* _Assignment_:
Only the lines from the first line of the material below to the line containing "Main maxima up", inclusive, should be copied, each exactly as written.

*** Opening of Data section ***

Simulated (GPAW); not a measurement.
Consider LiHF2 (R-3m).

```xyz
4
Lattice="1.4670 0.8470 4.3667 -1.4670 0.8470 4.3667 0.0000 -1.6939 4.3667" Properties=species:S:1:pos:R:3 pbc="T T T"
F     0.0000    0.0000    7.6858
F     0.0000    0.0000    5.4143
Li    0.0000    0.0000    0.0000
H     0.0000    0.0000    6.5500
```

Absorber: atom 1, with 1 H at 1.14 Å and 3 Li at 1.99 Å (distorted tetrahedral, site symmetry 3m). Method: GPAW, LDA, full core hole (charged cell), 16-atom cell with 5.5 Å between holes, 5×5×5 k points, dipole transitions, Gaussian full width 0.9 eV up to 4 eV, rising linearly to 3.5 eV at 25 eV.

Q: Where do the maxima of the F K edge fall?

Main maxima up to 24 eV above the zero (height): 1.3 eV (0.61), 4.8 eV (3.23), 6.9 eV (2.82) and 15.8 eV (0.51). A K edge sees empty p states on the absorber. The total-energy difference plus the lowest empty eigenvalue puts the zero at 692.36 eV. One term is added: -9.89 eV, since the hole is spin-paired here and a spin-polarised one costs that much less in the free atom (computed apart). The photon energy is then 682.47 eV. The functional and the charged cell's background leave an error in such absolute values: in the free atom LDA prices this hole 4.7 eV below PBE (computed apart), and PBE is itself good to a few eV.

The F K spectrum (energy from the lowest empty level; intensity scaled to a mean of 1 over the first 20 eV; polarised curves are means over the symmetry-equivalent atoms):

*** Close of Data section ***

* _Your solution_:
Simulated (GPAW); not a measurement.
Consider LiHF2 (R-3m).

```xyz
4
Lattice="1.4670 0.8470 4.3667 -1.4670 0.8470 4.3667 0.0000 -1.6939 4.3667" Properties=species:S:1:pos:R:3 pbc="T T T"
F     0.0000    0.0000    7.6858
F     0.0000    0.0000    5.4143
Li    0.0000    0.0000    0.0000
H     0.0000    0.0000    6.5500
```

Absorber: atom 1, with 1 H at 1.14 Å and 3 Li at 1.99 Å (distorted tetrahedral, site symmetry 3m). Method: GPAW, LDA, full core hole (charged cell), 16-atom cell with 5.5 Å between holes, 5×5×5 k points, dipole transitions, Gaussian full width 0.9 eV up to 4 eV, rising linearly to 3.5 eV at 25 eV.

Q: Where do the maxima of the F K edge fall?

Main maxima up to 24 eV above the zero (height): 1.3 eV (0.61), 4.8 eV (3.23), 6.9 eV (2.82) and 15.8 eV (0.51). A K edge sees empty p states on the absorber. The total-energy difference plus the lowest empty eigenvalue puts the zero at 692.36 eV. One term is added: -9.89 eV, since the hole is spin-paired here and a spin-polarised one costs that much less in the free atom (computed apart). The photon energy is then 682.47 eV. The functional and the charged cell's background leave an error in such absolute values: in the free atom LDA prices this hole 4.7 eV below PBE (computed apart), and PBE is itself good to a few eV.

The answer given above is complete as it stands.